## Work task
Give the following records again in full and without alteration.

## Records provided
^^^^
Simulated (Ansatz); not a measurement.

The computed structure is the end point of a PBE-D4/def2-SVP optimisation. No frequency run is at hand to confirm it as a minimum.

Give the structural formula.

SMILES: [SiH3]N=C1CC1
^^^^

## Task solution
Simulated (Ansatz); not a measurement.

The computed structure is the end point of a PBE-D4/def2-SVP optimisation. No frequency run is at hand to confirm it as a minimum.

Give the structural formula.

SMILES: [SiH3]N=C1CC1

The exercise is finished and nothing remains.